Work order –
Give back the listing underneath, unchanged and complete.

─── Excerpted data ───
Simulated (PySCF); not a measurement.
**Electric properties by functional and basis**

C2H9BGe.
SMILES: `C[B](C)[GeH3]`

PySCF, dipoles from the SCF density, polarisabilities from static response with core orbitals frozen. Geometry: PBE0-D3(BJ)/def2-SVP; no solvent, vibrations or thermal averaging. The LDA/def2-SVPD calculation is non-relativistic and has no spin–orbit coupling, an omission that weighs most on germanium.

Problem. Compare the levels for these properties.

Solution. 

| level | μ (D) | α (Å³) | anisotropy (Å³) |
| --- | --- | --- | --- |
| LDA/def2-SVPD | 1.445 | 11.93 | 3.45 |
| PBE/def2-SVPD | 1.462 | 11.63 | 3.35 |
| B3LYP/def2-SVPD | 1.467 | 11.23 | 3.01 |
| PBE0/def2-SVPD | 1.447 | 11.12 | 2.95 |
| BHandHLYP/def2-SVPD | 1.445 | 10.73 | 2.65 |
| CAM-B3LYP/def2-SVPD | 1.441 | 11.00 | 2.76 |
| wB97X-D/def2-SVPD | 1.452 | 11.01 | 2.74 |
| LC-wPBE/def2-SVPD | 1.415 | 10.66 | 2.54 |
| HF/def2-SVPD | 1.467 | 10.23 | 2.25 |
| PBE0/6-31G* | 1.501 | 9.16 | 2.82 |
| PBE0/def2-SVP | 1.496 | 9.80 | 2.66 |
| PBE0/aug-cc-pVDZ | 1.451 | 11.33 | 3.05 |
───

Reply –
Simulated (PySCF); not a measurement.
**Electric properties by functional and basis**

C2H9BGe.
SMILES: `C[B](C)[GeH3]`

PySCF, dipoles from the SCF density, polarisabilities from static response with core orbitals frozen. Geometry: PBE0-D3(BJ)/def2-SVP; no solvent, vibrations or thermal averaging. The LDA/def2-SVPD calculation is non-relativistic and has no spin–orbit coupling, an omission that weighs most on germanium.

Problem. Compare the levels for these properties.

Solution. 

| level | μ (D) | α (Å³) | anisotropy (Å³) |
| --- | --- | --- | --- |
| LDA/def2-SVPD | 1.445 | 11.93 | 3.45 |
| PBE/def2-SVPD | 1.462 | 11.63 | 3.35 |
| B3LYP/def2-SVPD | 1.467 | 11.23 | 3.01 |
| PBE0/def2-SVPD | 1.447 | 11.12 | 2.95 |
| BHandHLYP/def2-SVPD | 1.445 | 10.73 | 2.65 |
| CAM-B3LYP/def2-SVPD | 1.441 | 11.00 | 2.76 |
| wB97X-D/def2-SVPD | 1.452 | 11.01 | 2.74 |
| LC-wPBE/def2-SVPD | 1.415 | 10.66 | 2.54 |
| HF/def2-SVPD | 1.467 | 10.23 | 2.25 |
| PBE0/6-31G* | 1.501 | 9.16 | 2.82 |
| PBE0/def2-SVP | 1.496 | 9.80 | 2.66 |
| PBE0/aug-cc-pVDZ | 1.451 | 11.33 | 3.05 |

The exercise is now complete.